* **SUPPLIED DATA**:
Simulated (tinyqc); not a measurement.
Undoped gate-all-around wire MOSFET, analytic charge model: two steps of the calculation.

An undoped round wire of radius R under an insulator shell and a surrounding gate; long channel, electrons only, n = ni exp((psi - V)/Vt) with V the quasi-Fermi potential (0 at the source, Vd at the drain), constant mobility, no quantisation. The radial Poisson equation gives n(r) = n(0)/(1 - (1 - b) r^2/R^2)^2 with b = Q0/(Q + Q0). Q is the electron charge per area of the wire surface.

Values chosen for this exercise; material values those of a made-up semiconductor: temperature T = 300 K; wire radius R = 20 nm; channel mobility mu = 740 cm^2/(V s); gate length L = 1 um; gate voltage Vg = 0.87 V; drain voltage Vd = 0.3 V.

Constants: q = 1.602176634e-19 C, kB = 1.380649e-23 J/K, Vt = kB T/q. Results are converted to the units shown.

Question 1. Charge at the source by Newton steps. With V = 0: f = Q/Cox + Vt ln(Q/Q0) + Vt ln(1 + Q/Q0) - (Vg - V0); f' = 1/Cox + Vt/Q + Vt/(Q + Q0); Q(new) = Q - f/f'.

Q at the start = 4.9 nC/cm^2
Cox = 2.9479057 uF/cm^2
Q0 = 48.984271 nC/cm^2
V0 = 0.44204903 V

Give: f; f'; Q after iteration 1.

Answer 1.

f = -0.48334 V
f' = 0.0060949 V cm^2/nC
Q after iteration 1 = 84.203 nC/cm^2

* **TASK ITEM**:
Set down, exactly as they appear, the lines above from the first one to the line that holds "f' = 0.0060949 V cm^2/nC", both included, please, and no others.

* **EXPECTED ANSWER**:
Simulated (tinyqc); not a measurement.
Undoped gate-all-around wire MOSFET, analytic charge model: two steps of the calculation.

An undoped round wire of radius R under an insulator shell and a surrounding gate; long channel, electrons only, n = ni exp((psi - V)/Vt) with V the quasi-Fermi potential (0 at the source, Vd at the drain), constant mobility, no quantisation. The radial Poisson equation gives n(r) = n(0)/(1 - (1 - b) r^2/R^2)^2 with b = Q0/(Q + Q0). Q is the electron charge per area of the wire surface.

Values chosen for this exercise; material values those of a made-up semiconductor: temperature T = 300 K; wire radius R = 20 nm; channel mobility mu = 740 cm^2/(V s); gate length L = 1 um; gate voltage Vg = 0.87 V; drain voltage Vd = 0.3 V.

Constants: q = 1.602176634e-19 C, kB = 1.380649e-23 J/K, Vt = kB T/q. Results are converted to the units shown.

Question 1. Charge at the source by Newton steps. With V = 0: f = Q/Cox + Vt ln(Q/Q0) + Vt ln(1 + Q/Q0) - (Vg - V0); f' = 1/Cox + Vt/Q + Vt/(Q + Q0); Q(new) = Q - f/f'.

Q at the start = 4.9 nC/cm^2
Cox = 2.9479057 uF/cm^2
Q0 = 48.984271 nC/cm^2
V0 = 0.44204903 V

Give: f; f'; Q after iteration 1.

Answer 1.

f = -0.48334 V
f' = 0.0060949 V cm^2/nC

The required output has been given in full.